WORK TASK ::
The listing below holds a line with "Layer 1 from" and a later line with "Left contact: ohmic, minority". Write out those two lines and every line between them, exactly, and nothing else.

DATA EXTRACTS ::
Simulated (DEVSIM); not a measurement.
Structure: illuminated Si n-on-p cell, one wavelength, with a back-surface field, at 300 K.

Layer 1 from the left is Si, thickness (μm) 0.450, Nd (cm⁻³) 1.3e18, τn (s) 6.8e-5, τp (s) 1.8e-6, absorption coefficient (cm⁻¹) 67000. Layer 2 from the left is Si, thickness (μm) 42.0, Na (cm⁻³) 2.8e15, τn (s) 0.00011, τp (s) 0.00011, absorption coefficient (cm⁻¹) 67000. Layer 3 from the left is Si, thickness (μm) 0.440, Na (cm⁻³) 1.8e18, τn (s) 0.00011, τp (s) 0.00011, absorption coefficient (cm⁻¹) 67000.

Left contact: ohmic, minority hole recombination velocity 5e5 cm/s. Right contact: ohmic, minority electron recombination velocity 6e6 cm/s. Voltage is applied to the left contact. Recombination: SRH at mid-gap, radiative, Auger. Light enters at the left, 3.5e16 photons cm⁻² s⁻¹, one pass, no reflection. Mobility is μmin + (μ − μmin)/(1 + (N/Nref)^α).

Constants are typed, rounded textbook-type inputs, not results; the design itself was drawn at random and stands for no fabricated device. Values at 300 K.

RESPONSE BOX ::
Layer 1 from the left is Si, thickness (μm) 0.450, Nd (cm⁻³) 1.3e18, τn (s) 6.8e-5, τp (s) 1.8e-6, absorption coefficient (cm⁻¹) 67000. Layer 2 from the left is Si, thickness (μm) 42.0, Na (cm⁻³) 2.8e15, τn (s) 0.00011, τp (s) 0.00011, absorption coefficient (cm⁻¹) 67000. Layer 3 from the left is Si, thickness (μm) 0.440, Na (cm⁻³) 1.8e18, τn (s) 0.00011, τp (s) 0.00011, absorption coefficient (cm⁻¹) 67000.

Left contact: ohmic, minority hole recombination velocity 5e5 cm/s. Right contact: ohmic, minority electron recombination velocity 6e6 cm/s. Voltage is applied to the left contact. Recombination: SRH at mid-gap, radiative, Auger. Light enters at the left, 3.5e16 photons cm⁻² s⁻¹, one pass, no reflection. Mobility is μmin + (μ − μmin)/(1 + (N/Nref)^α).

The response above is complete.